§ **Requirement**
Stopping at the line that holds "(3) zero (bands", repeat the lines below exactly, starting from the very first and including that final line.

§ **Material provided**
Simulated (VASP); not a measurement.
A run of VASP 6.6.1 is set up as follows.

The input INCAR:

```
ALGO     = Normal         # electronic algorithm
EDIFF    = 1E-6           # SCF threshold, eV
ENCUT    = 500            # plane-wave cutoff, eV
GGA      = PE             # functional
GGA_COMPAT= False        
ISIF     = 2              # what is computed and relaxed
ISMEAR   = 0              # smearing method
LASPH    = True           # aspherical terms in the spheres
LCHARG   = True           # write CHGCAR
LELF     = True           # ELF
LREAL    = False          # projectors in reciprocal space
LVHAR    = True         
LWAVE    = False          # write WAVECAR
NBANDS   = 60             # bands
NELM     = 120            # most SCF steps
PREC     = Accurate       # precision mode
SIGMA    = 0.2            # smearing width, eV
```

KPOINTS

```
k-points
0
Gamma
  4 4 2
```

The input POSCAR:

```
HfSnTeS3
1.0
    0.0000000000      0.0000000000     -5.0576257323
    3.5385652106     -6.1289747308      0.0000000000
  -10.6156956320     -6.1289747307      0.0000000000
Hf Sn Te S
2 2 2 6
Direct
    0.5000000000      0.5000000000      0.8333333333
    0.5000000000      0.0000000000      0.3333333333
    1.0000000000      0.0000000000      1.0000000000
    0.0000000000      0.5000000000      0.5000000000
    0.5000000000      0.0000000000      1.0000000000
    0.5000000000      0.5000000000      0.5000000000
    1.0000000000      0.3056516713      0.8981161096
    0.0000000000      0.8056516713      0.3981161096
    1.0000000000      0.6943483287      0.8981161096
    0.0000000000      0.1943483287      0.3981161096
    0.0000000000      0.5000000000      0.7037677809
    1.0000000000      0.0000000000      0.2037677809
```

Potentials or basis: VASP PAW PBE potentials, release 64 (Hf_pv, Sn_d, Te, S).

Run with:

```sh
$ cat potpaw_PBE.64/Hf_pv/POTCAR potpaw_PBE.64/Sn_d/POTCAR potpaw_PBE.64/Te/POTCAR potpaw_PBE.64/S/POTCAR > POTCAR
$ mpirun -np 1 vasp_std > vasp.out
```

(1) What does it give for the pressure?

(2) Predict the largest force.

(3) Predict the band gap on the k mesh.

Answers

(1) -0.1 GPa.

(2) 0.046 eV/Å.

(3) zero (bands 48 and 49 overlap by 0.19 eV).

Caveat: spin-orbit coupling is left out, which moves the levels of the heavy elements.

§ **Expected answer**
Simulated (VASP); not a measurement.
A run of VASP 6.6.1 is set up as follows.

The input INCAR:

```
ALGO     = Normal         # electronic algorithm
EDIFF    = 1E-6           # SCF threshold, eV
ENCUT    = 500            # plane-wave cutoff, eV
GGA      = PE             # functional
GGA_COMPAT= False        
ISIF     = 2              # what is computed and relaxed
ISMEAR   = 0              # smearing method
LASPH    = True           # aspherical terms in the spheres
LCHARG   = True           # write CHGCAR
LELF     = True           # ELF
LREAL    = False          # projectors in reciprocal space
LVHAR    = True         
LWAVE    = False          # write WAVECAR
NBANDS   = 60             # bands
NELM     = 120            # most SCF steps
PREC     = Accurate       # precision mode
SIGMA    = 0.2            # smearing width, eV
```

KPOINTS

```
k-points
0
Gamma
  4 4 2
```

The input POSCAR:

```
HfSnTeS3
1.0
    0.0000000000      0.0000000000     -5.0576257323
    3.5385652106     -6.1289747308      0.0000000000
  -10.6156956320     -6.1289747307      0.0000000000
Hf Sn Te S
2 2 2 6
Direct
    0.5000000000      0.5000000000      0.8333333333
    0.5000000000      0.0000000000      0.3333333333
    1.0000000000      0.0000000000      1.0000000000
    0.0000000000      0.5000000000      0.5000000000
    0.5000000000      0.0000000000      1.0000000000
    0.5000000000      0.5000000000      0.5000000000
    1.0000000000      0.3056516713      0.8981161096
    0.0000000000      0.8056516713      0.3981161096
    1.0000000000      0.6943483287      0.8981161096
    0.0000000000      0.1943483287      0.3981161096
    0.0000000000      0.5000000000      0.7037677809
    1.0000000000      0.0000000000      0.2037677809
```

Potentials or basis: VASP PAW PBE potentials, release 64 (Hf_pv, Sn_d, Te, S).

Run with:

```sh
$ cat potpaw_PBE.64/Hf_pv/POTCAR potpaw_PBE.64/Sn_d/POTCAR potpaw_PBE.64/Te/POTCAR potpaw_PBE.64/S/POTCAR > POTCAR
$ mpirun -np 1 vasp_std > vasp.out
```

(1) What does it give for the pressure?

(2) Predict the largest force.

(3) Predict the band gap on the k mesh.

Answers

(1) -0.1 GPa.

(2) 0.046 eV/Å.

(3) zero (bands 48 and 49 overlap by 0.19 eV).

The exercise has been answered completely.